## TASK ITEM
Restate the entries word for word, leaving nothing out.

---------- PROVIDED RECORDS
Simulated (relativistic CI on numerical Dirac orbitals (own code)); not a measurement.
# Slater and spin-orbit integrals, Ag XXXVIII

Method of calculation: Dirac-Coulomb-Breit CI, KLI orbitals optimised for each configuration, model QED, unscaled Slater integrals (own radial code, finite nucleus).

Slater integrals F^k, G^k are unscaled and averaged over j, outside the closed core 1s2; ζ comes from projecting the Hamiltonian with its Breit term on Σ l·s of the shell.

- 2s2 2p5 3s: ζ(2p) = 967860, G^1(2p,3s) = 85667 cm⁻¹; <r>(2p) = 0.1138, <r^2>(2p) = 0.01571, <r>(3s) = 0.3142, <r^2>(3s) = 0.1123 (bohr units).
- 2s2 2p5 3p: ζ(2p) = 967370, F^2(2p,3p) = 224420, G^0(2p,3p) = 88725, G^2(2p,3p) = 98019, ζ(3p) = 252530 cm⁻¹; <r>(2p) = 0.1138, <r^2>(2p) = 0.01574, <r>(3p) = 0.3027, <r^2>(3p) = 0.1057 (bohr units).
--------------------

## WORKED SOLUTION
Simulated (relativistic CI on numerical Dirac orbitals (own code)); not a measurement.
# Slater and spin-orbit integrals, Ag XXXVIII

Method of calculation: Dirac-Coulomb-Breit CI, KLI orbitals optimised for each configuration, model QED, unscaled Slater integrals (own radial code, finite nucleus).

Slater integrals F^k, G^k are unscaled and averaged over j, outside the closed core 1s2; ζ comes from projecting the Hamiltonian with its Breit term on Σ l·s of the shell.

- 2s2 2p5 3s: ζ(2p) = 967860, G^1(2p,3s) = 85667 cm⁻¹; <r>(2p) = 0.1138, <r^2>(2p) = 0.01571, <r>(3s) = 0.3142, <r^2>(3s) = 0.1123 (bohr units).
- 2s2 2p5 3p: ζ(2p) = 967370, F^2(2p,3p) = 224420, G^0(2p,3p) = 88725, G^2(2p,3p) = 98019, ζ(3p) = 252530 cm⁻¹; <r>(2p) = 0.1138, <r^2>(2p) = 0.01574, <r>(3p) = 0.3027, <r^2>(3p) = 0.1057 (bohr units).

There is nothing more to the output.